> _ASSIGNED TASK_:
Start at the first line of the material below and retype each line through the one containing "Task: These are", exactly.

== Segment start ==

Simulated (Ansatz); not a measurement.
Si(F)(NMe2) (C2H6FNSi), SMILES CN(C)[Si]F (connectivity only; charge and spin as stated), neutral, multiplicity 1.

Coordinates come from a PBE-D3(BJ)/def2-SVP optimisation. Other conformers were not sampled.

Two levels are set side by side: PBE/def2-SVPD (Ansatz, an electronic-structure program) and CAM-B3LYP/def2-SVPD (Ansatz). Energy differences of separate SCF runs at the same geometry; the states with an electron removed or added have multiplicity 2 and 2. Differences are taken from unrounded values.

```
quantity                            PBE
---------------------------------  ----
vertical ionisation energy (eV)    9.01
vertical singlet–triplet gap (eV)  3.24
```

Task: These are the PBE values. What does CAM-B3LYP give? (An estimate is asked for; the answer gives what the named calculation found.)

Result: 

== Segment end ==

> _TASK RESPONSE_:
Simulated (Ansatz); not a measurement.
Si(F)(NMe2) (C2H6FNSi), SMILES CN(C)[Si]F (connectivity only; charge and spin as stated), neutral, multiplicity 1.

Coordinates come from a PBE-D3(BJ)/def2-SVP optimisation. Other conformers were not sampled.

Two levels are set side by side: PBE/def2-SVPD (Ansatz, an electronic-structure program) and CAM-B3LYP/def2-SVPD (Ansatz). Energy differences of separate SCF runs at the same geometry; the states with an electron removed or added have multiplicity 2 and 2. Differences are taken from unrounded values.

```
quantity                            PBE
---------------------------------  ----
vertical ionisation energy (eV)    9.01
vertical singlet–triplet gap (eV)  3.24
```

Task: These are the PBE values. What does CAM-B3LYP give? (An estimate is asked for; the answer gives what the named calculation found.)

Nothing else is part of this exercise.